=== Work order ===
Reproduce all of the material, keeping each line intact.

=== Given data ===
..........
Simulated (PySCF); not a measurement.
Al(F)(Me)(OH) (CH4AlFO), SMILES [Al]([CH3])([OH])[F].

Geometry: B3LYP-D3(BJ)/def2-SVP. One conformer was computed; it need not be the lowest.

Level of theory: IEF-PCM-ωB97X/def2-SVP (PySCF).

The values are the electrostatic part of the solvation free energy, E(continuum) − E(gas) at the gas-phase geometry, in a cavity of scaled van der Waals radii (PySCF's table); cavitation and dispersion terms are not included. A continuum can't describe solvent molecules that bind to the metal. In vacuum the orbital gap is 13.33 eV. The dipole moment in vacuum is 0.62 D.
..........

=== Task answer ===
Simulated (PySCF); not a measurement.
Al(F)(Me)(OH) (CH4AlFO), SMILES [Al]([CH3])([OH])[F].

Geometry: B3LYP-D3(BJ)/def2-SVP. One conformer was computed; it need not be the lowest.

Level of theory: IEF-PCM-ωB97X/def2-SVP (PySCF).

The values are the electrostatic part of the solvation free energy, E(continuum) − E(gas) at the gas-phase geometry, in a cavity of scaled van der Waals radii (PySCF's table); cavitation and dispersion terms are not included. A continuum can't describe solvent molecules that bind to the metal. In vacuum the orbital gap is 13.33 eV. The dipole moment in vacuum is 0.62 D.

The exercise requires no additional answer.